**Data extracts:**

◆ ◆ ◆ ◆

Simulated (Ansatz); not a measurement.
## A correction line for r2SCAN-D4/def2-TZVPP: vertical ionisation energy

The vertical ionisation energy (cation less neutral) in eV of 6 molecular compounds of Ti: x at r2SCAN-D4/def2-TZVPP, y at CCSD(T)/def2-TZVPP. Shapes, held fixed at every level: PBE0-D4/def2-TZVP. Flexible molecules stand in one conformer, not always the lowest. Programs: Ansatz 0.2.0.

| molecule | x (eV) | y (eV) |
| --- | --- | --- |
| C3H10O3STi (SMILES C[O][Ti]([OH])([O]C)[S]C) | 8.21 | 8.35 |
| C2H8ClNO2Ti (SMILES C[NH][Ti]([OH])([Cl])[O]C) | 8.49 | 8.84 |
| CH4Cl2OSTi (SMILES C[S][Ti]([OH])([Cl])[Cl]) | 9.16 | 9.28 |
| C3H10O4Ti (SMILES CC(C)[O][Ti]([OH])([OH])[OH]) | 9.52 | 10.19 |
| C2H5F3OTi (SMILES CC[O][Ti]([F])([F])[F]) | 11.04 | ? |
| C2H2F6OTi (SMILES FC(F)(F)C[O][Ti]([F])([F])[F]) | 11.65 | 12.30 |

◆ ◆ ◆ ◆

**Work instruction:**
From the listing above, the lines starting with the one that has "9.52 | 10.19 |" and running through the one that has "CC[O][Ti]([F])([F])[F]) | 11.04 | ? |" should be copied exactly, ends included.

**Solution:**
| C3H10O4Ti (SMILES CC(C)[O][Ti]([OH])([OH])[OH]) | 9.52 | 10.19 |
| C2H5F3OTi (SMILES CC[O][Ti]([F])([F])[F]) | 11.04 | ? |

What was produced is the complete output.